Top of DATA LISTING

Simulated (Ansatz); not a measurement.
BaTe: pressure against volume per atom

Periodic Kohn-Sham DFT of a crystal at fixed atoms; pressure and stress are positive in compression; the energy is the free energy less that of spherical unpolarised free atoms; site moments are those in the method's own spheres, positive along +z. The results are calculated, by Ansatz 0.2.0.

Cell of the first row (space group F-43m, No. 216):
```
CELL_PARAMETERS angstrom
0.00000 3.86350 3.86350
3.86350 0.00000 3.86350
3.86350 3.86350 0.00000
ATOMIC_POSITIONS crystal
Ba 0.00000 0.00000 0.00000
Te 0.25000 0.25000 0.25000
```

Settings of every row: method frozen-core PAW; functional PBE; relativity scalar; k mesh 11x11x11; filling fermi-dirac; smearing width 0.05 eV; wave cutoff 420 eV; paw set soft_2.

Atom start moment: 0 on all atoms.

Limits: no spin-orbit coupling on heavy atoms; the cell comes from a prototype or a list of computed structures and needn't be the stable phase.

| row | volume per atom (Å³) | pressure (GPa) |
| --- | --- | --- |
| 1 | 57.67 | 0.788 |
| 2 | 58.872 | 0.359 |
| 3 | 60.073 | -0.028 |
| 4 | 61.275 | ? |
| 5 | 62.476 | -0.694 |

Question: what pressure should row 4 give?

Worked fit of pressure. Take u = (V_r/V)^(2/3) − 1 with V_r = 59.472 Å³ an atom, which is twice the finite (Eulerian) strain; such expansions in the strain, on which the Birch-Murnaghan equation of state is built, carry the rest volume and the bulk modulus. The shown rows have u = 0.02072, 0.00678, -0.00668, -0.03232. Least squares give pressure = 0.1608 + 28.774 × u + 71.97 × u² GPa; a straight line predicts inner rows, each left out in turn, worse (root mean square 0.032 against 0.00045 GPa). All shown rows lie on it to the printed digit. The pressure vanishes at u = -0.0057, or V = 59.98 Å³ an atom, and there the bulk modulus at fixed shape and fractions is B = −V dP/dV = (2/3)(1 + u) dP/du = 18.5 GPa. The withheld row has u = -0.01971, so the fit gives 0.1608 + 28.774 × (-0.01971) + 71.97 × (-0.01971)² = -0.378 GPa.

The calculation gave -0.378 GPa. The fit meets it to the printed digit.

Bottom of DATA LISTING

ACTION ITEM
Above this task is a listing. Restate, word for word and with nothing added, the lines from the one with "60.073 | -0.028 |" through the one with "Question: what pressure should row 4 give?".

EXERCISE OUTPUT
| 3 | 60.073 | -0.028 |
| 4 | 61.275 | ? |
| 5 | 62.476 | -0.694 |

Question: what pressure should row 4 give?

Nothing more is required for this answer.